--- DATA SUPPLIED ---
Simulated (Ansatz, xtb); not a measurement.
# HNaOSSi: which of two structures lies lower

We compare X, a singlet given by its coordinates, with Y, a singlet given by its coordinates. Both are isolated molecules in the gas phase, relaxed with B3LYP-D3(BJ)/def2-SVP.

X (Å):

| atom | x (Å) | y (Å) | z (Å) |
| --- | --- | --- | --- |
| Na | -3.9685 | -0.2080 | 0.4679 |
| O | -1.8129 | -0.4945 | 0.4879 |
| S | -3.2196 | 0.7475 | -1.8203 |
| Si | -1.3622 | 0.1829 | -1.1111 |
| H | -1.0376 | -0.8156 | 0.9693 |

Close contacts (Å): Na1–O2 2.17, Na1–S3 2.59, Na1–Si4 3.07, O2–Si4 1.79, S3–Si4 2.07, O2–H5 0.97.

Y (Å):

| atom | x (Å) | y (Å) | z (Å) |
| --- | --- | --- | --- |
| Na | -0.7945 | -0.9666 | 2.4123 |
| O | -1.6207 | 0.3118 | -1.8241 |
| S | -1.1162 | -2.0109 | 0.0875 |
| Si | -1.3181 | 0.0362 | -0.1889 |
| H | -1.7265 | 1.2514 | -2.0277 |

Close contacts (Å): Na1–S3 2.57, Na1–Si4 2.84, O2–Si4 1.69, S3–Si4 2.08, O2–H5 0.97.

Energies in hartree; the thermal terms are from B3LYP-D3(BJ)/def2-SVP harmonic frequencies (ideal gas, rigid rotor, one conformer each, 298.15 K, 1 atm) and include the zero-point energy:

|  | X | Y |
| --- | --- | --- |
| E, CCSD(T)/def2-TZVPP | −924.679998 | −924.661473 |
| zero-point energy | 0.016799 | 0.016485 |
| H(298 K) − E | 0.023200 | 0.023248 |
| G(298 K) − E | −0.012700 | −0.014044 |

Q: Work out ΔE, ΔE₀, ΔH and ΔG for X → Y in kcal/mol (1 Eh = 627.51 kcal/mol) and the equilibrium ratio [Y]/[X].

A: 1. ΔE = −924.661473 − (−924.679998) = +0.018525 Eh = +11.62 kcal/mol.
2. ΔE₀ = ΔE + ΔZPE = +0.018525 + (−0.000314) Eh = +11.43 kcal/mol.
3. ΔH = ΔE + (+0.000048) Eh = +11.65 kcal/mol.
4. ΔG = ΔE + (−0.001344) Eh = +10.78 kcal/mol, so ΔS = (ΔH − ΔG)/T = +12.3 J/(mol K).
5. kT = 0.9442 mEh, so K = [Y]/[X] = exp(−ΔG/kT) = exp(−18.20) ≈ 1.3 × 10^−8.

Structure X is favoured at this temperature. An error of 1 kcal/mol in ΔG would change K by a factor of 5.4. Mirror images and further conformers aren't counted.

--- WORK REQUEST ---
Up to and including the line with "E | −0.012700 | −0.014044 |", repeat the data exactly, starting from its first line; nothing else belongs in the response.

--- WORKED SOLUTION ---
Simulated (Ansatz, xtb); not a measurement.
# HNaOSSi: which of two structures lies lower

We compare X, a singlet given by its coordinates, with Y, a singlet given by its coordinates. Both are isolated molecules in the gas phase, relaxed with B3LYP-D3(BJ)/def2-SVP.

X (Å):

| atom | x (Å) | y (Å) | z (Å) |
| --- | --- | --- | --- |
| Na | -3.9685 | -0.2080 | 0.4679 |
| O | -1.8129 | -0.4945 | 0.4879 |
| S | -3.2196 | 0.7475 | -1.8203 |
| Si | -1.3622 | 0.1829 | -1.1111 |
| H | -1.0376 | -0.8156 | 0.9693 |

Close contacts (Å): Na1–O2 2.17, Na1–S3 2.59, Na1–Si4 3.07, O2–Si4 1.79, S3–Si4 2.07, O2–H5 0.97.

Y (Å):

| atom | x (Å) | y (Å) | z (Å) |
| --- | --- | --- | --- |
| Na | -0.7945 | -0.9666 | 2.4123 |
| O | -1.6207 | 0.3118 | -1.8241 |
| S | -1.1162 | -2.0109 | 0.0875 |
| Si | -1.3181 | 0.0362 | -0.1889 |
| H | -1.7265 | 1.2514 | -2.0277 |

Close contacts (Å): Na1–S3 2.57, Na1–Si4 2.84, O2–Si4 1.69, S3–Si4 2.08, O2–H5 0.97.

Energies in hartree; the thermal terms are from B3LYP-D3(BJ)/def2-SVP harmonic frequencies (ideal gas, rigid rotor, one conformer each, 298.15 K, 1 atm) and include the zero-point energy:

|  | X | Y |
| --- | --- | --- |
| E, CCSD(T)/def2-TZVPP | −924.679998 | −924.661473 |
| zero-point energy | 0.016799 | 0.016485 |
| H(298 K) − E | 0.023200 | 0.023248 |
| G(298 K) − E | −0.012700 | −0.014044 |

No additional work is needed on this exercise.